#### EXTRACTED ENTRIES:
Start of Block

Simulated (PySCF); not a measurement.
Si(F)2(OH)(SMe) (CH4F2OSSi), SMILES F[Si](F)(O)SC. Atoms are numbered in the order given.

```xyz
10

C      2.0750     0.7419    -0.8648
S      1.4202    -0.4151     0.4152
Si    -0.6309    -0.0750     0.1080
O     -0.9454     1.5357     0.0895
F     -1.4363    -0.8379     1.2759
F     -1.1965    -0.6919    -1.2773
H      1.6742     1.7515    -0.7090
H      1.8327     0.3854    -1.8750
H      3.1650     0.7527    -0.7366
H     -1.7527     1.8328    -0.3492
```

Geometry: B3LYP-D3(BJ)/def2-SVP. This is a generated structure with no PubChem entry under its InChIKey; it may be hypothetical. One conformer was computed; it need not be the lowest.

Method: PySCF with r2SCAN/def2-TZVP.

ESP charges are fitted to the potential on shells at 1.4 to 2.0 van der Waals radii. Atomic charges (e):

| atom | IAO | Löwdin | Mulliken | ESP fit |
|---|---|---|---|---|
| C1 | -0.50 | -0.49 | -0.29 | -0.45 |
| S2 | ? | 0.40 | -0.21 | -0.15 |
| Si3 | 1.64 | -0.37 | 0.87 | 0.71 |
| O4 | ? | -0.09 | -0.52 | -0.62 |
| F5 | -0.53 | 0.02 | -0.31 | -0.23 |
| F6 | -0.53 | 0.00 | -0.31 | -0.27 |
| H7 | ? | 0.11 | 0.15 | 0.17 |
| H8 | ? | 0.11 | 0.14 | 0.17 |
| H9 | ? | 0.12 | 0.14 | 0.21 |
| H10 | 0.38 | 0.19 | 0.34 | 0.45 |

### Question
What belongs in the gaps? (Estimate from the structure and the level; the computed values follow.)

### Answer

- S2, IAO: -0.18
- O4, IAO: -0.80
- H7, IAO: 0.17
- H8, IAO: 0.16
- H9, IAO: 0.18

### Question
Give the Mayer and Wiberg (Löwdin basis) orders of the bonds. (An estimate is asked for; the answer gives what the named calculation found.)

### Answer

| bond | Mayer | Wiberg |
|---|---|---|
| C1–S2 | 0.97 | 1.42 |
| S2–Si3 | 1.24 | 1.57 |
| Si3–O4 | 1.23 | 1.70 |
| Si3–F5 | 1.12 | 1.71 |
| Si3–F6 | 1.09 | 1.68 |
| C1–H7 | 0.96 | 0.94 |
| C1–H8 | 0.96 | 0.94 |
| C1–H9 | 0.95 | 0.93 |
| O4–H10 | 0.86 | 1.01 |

End of Block

#### REQUIRED ACTION:
Print the first line of the records above and each line after it, exactly, through the line with "-0.52 | -0.62 |".

#### EXERCISE OUTPUT:
Simulated (PySCF); not a measurement.
Si(F)2(OH)(SMe) (CH4F2OSSi), SMILES F[Si](F)(O)SC. Atoms are numbered in the order given.

```xyz
10

C      2.0750     0.7419    -0.8648
S      1.4202    -0.4151     0.4152
Si    -0.6309    -0.0750     0.1080
O     -0.9454     1.5357     0.0895
F     -1.4363    -0.8379     1.2759
F     -1.1965    -0.6919    -1.2773
H      1.6742     1.7515    -0.7090
H      1.8327     0.3854    -1.8750
H      3.1650     0.7527    -0.7366
H     -1.7527     1.8328    -0.3492
```

Geometry: B3LYP-D3(BJ)/def2-SVP. This is a generated structure with no PubChem entry under its InChIKey; it may be hypothetical. One conformer was computed; it need not be the lowest.

Method: PySCF with r2SCAN/def2-TZVP.

ESP charges are fitted to the potential on shells at 1.4 to 2.0 van der Waals radii. Atomic charges (e):

| atom | IAO | Löwdin | Mulliken | ESP fit |
|---|---|---|---|---|
| C1 | -0.50 | -0.49 | -0.29 | -0.45 |
| S2 | ? | 0.40 | -0.21 | -0.15 |
| Si3 | 1.64 | -0.37 | 0.87 | 0.71 |
| O4 | ? | -0.09 | -0.52 | -0.62 |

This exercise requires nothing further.